- Work task
Transcribe every entry precisely, omitting nothing.

····················

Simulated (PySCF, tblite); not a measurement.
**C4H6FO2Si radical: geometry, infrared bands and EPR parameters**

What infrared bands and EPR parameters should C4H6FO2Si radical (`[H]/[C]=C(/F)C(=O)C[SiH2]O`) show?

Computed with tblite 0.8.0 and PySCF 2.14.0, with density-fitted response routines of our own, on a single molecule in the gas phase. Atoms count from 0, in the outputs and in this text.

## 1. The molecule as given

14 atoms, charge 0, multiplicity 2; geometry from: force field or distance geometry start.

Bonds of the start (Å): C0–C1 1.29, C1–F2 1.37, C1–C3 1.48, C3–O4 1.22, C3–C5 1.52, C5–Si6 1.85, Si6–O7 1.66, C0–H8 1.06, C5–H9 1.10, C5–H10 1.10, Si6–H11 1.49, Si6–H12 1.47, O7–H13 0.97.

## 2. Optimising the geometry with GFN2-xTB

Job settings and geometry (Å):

····················

- Answer section
Simulated (PySCF, tblite); not a measurement.
**C4H6FO2Si radical: geometry, infrared bands and EPR parameters**

What infrared bands and EPR parameters should C4H6FO2Si radical (`[H]/[C]=C(/F)C(=O)C[SiH2]O`) show?

Computed with tblite 0.8.0 and PySCF 2.14.0, with density-fitted response routines of our own, on a single molecule in the gas phase. Atoms count from 0, in the outputs and in this text.

## 1. The molecule as given

14 atoms, charge 0, multiplicity 2; geometry from: force field or distance geometry start.

Bonds of the start (Å): C0–C1 1.29, C1–F2 1.37, C1–C3 1.48, C3–O4 1.22, C3–C5 1.52, C5–Si6 1.85, Si6–O7 1.66, C0–H8 1.06, C5–H9 1.10, C5–H10 1.10, Si6–H11 1.49, Si6–H12 1.47, O7–H13 0.97.

## 2. Optimising the geometry with GFN2-xTB

Job settings and geometry (Å):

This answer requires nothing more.